Dataset excerpts:
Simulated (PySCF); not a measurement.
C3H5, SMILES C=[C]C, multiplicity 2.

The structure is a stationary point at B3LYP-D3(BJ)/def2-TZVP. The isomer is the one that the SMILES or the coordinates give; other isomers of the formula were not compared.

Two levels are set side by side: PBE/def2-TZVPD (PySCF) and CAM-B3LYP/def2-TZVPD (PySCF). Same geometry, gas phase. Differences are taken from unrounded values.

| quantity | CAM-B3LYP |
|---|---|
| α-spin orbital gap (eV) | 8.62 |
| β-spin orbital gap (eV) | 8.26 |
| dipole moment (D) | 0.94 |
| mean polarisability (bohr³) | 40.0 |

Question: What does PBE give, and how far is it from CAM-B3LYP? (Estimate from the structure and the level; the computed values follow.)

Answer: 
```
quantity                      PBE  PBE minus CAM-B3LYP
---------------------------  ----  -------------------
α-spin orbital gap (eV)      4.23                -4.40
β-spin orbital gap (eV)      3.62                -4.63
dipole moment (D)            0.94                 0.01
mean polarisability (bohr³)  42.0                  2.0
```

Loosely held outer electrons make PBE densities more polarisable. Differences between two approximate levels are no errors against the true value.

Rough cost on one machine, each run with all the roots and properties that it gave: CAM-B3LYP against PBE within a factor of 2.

Work item: Repeat the full set of records above character for character.

Exercise response:
Simulated (PySCF); not a measurement.
C3H5, SMILES C=[C]C, multiplicity 2.

The structure is a stationary point at B3LYP-D3(BJ)/def2-TZVP. The isomer is the one that the SMILES or the coordinates give; other isomers of the formula were not compared.

Two levels are set side by side: PBE/def2-TZVPD (PySCF) and CAM-B3LYP/def2-TZVPD (PySCF). Same geometry, gas phase. Differences are taken from unrounded values.

| quantity | CAM-B3LYP |
|---|---|
| α-spin orbital gap (eV) | 8.62 |
| β-spin orbital gap (eV) | 8.26 |
| dipole moment (D) | 0.94 |
| mean polarisability (bohr³) | 40.0 |

Question: What does PBE give, and how far is it from CAM-B3LYP? (Estimate from the structure and the level; the computed values follow.)

Answer: 
```
quantity                      PBE  PBE minus CAM-B3LYP
---------------------------  ----  -------------------
α-spin orbital gap (eV)      4.23                -4.40
β-spin orbital gap (eV)      3.62                -4.63
dipole moment (D)            0.94                 0.01
mean polarisability (bohr³)  42.0                  2.0
```

Loosely held outer electrons make PBE densities more polarisable. Differences between two approximate levels are no errors against the true value.

Rough cost on one machine, each run with all the roots and properties that it gave: CAM-B3LYP against PBE within a factor of 2.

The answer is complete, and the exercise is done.